*LISTED RECORDS*.
======

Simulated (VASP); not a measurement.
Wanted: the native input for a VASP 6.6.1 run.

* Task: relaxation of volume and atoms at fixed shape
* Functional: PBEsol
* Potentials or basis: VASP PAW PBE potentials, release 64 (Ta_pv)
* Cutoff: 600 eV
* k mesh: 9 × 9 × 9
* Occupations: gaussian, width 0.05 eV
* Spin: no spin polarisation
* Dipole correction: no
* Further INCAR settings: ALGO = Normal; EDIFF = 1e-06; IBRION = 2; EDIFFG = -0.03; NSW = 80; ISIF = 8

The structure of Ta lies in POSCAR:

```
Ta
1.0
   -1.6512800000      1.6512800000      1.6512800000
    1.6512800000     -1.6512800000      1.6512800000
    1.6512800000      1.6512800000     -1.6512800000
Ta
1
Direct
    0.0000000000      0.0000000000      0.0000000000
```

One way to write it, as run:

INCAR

======

*ASSIGNED TASK*. Give back exactly the lines of the listing above that run from the line with "release 64 (Ta_pv)" to the line with "One way to write", inclusive.

*ANSWER SECTION*.
* Potentials or basis: VASP PAW PBE potentials, release 64 (Ta_pv)
* Cutoff: 600 eV
* k mesh: 9 × 9 × 9
* Occupations: gaussian, width 0.05 eV
* Spin: no spin polarisation
* Dipole correction: no
* Further INCAR settings: ALGO = Normal; EDIFF = 1e-06; IBRION = 2; EDIFFG = -0.03; NSW = 80; ISIF = 8

The structure of Ta lies in POSCAR:

```
Ta
1.0
   -1.6512800000      1.6512800000      1.6512800000
    1.6512800000     -1.6512800000      1.6512800000
    1.6512800000      1.6512800000     -1.6512800000
Ta
1
Direct
    0.0000000000      0.0000000000      0.0000000000
```

One way to write it, as run:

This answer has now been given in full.